═════ Data under study

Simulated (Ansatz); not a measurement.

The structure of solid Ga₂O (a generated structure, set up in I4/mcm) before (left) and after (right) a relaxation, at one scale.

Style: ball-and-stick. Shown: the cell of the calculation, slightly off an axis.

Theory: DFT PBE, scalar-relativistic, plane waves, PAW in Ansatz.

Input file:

══════════

▶ **Work request**: Copy out the entries above exactly as given, starting at the top and ending with the line containing "Style: ball-and-stick. Shown: the"; include both and nothing more.

▶ **Task solution**:
Simulated (Ansatz); not a measurement.

The structure of solid Ga₂O (a generated structure, set up in I4/mcm) before (left) and after (right) a relaxation, at one scale.

Style: ball-and-stick. Shown: the cell of the calculation, slightly off an axis.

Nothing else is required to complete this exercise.